**REQUIRED ACTION:** Nothing but the data itself, reproduced exactly, is the expected answer.

**DATA FOR REVIEW:**
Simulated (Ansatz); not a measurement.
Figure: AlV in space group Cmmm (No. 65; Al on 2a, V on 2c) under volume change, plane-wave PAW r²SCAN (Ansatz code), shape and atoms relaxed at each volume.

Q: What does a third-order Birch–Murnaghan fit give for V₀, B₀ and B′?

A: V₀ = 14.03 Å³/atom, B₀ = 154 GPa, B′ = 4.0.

**WRITTEN ANSWER:**
Simulated (Ansatz); not a measurement.
Figure: AlV in space group Cmmm (No. 65; Al on 2a, V on 2c) under volume change, plane-wave PAW r²SCAN (Ansatz code), shape and atoms relaxed at each volume.

Q: What does a third-order Birch–Murnaghan fit give for V₀, B₀ and B′?

A: V₀ = 14.03 Å³/atom, B₀ = 154 GPa, B′ = 4.0.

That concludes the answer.